▸ **ASSIGNMENT**
Line by line, copy the listing below exactly.

▸ **RECORDS SUPPLIED**
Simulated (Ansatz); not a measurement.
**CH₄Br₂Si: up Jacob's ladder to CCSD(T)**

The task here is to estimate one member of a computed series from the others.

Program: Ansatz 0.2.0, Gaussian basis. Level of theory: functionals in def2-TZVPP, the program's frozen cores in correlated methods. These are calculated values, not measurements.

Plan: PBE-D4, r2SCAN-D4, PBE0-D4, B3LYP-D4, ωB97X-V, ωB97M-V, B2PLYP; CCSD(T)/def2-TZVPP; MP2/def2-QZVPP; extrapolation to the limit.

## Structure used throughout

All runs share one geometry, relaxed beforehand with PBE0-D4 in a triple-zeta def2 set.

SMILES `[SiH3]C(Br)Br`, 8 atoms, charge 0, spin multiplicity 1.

▸ **TASK OUTPUT**
Simulated (Ansatz); not a measurement.
**CH₄Br₂Si: up Jacob's ladder to CCSD(T)**

The task here is to estimate one member of a computed series from the others.

Program: Ansatz 0.2.0, Gaussian basis. Level of theory: functionals in def2-TZVPP, the program's frozen cores in correlated methods. These are calculated values, not measurements.

Plan: PBE-D4, r2SCAN-D4, PBE0-D4, B3LYP-D4, ωB97X-V, ωB97M-V, B2PLYP; CCSD(T)/def2-TZVPP; MP2/def2-QZVPP; extrapolation to the limit.

## Structure used throughout

All runs share one geometry, relaxed beforehand with PBE0-D4 in a triple-zeta def2 set.

SMILES `[SiH3]C(Br)Br`, 8 atoms, charge 0, spin multiplicity 1.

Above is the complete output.